--- START ---
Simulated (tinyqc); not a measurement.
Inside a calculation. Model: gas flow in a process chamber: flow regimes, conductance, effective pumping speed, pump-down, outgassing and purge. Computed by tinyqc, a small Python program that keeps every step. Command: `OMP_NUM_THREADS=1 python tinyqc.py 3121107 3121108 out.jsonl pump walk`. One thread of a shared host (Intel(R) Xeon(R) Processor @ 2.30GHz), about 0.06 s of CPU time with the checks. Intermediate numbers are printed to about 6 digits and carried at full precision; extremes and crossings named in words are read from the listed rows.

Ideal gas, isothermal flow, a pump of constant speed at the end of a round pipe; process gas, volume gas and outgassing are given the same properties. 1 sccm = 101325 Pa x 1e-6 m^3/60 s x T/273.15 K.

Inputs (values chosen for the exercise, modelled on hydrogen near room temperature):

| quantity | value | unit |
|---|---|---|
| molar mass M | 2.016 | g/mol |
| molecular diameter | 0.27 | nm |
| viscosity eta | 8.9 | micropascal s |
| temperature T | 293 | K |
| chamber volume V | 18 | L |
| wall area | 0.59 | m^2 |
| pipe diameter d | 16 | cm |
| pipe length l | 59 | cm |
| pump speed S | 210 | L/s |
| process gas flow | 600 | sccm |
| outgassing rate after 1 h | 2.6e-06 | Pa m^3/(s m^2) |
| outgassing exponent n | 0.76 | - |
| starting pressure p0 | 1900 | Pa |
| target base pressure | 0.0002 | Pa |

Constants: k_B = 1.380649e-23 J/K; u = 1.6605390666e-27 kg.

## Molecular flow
--- END ---

* _Assignment_
Everything from the line containing "l | 59 | cm |" through the line containing "Constants: k_B = 1.380649e-23" in the material above should be retyped exactly, both ends included, and nothing more.

* _Answer box_
| pipe length l | 59 | cm |
| pump speed S | 210 | L/s |
| process gas flow | 600 | sccm |
| outgassing rate after 1 h | 2.6e-06 | Pa m^3/(s m^2) |
| outgassing exponent n | 0.76 | - |
| starting pressure p0 | 1900 | Pa |
| target base pressure | 0.0002 | Pa |

Constants: k_B = 1.380649e-23 J/K; u = 1.6605390666e-27 kg.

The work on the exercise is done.